◆ REQUIRED ACTION
Write out the whole listing again, exactly as given.

◆ INFORMATION
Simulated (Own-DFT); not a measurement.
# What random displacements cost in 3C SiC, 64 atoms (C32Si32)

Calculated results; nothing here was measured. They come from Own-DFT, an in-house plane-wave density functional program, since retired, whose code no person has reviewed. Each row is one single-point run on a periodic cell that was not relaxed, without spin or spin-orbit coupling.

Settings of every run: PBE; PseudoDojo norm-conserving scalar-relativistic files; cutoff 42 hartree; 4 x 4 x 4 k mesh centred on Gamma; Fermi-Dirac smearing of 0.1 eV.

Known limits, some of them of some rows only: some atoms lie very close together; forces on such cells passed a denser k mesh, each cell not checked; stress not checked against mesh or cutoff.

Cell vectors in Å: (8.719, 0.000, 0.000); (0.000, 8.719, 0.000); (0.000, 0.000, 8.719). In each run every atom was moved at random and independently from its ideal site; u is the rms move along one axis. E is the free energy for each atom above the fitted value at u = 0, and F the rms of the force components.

◆ TASK RESULT
Simulated (Own-DFT); not a measurement.
# What random displacements cost in 3C SiC, 64 atoms (C32Si32)

Calculated results; nothing here was measured. They come from Own-DFT, an in-house plane-wave density functional program, since retired, whose code no person has reviewed. Each row is one single-point run on a periodic cell that was not relaxed, without spin or spin-orbit coupling.

Settings of every run: PBE; PseudoDojo norm-conserving scalar-relativistic files; cutoff 42 hartree; 4 x 4 x 4 k mesh centred on Gamma; Fermi-Dirac smearing of 0.1 eV.

Known limits, some of them of some rows only: some atoms lie very close together; forces on such cells passed a denser k mesh, each cell not checked; stress not checked against mesh or cutoff.

Cell vectors in Å: (8.719, 0.000, 0.000); (0.000, 8.719, 0.000); (0.000, 0.000, 8.719). In each run every atom was moved at random and independently from its ideal site; u is the rms move along one axis. E is the free energy for each atom above the fitted value at u = 0, and F the rms of the force components.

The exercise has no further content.